__Requirement__: Restate word for word the lines of the records below, starting at the line that contains "Computed with CoolProp" and ending at the line that contains "The peak of", with both of those lines included and nothing else.

__Data for review__:
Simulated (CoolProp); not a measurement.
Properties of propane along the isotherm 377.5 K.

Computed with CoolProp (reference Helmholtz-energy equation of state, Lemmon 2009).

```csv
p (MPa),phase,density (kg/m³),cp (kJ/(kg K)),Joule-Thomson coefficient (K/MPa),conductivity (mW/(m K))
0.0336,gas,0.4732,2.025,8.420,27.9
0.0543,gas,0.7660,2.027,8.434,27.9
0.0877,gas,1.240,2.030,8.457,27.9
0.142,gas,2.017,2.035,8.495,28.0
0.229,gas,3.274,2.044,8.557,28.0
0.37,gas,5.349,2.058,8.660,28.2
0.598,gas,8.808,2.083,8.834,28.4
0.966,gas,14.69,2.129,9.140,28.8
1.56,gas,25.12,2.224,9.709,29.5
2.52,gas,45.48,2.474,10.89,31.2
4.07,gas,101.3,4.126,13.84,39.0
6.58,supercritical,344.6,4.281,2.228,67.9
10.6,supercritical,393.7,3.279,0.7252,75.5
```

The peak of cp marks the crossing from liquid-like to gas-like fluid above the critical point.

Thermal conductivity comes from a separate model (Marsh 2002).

__Written response__:
Computed with CoolProp (reference Helmholtz-energy equation of state, Lemmon 2009).

```csv
p (MPa),phase,density (kg/m³),cp (kJ/(kg K)),Joule-Thomson coefficient (K/MPa),conductivity (mW/(m K))
0.0336,gas,0.4732,2.025,8.420,27.9
0.0543,gas,0.7660,2.027,8.434,27.9
0.0877,gas,1.240,2.030,8.457,27.9
0.142,gas,2.017,2.035,8.495,28.0
0.229,gas,3.274,2.044,8.557,28.0
0.37,gas,5.349,2.058,8.660,28.2
0.598,gas,8.808,2.083,8.834,28.4
0.966,gas,14.69,2.129,9.140,28.8
1.56,gas,25.12,2.224,9.709,29.5
2.52,gas,45.48,2.474,10.89,31.2
4.07,gas,101.3,4.126,13.84,39.0
6.58,supercritical,344.6,4.281,2.228,67.9
10.6,supercritical,393.7,3.279,0.7252,75.5
```

The peak of cp marks the crossing from liquid-like to gas-like fluid above the critical point.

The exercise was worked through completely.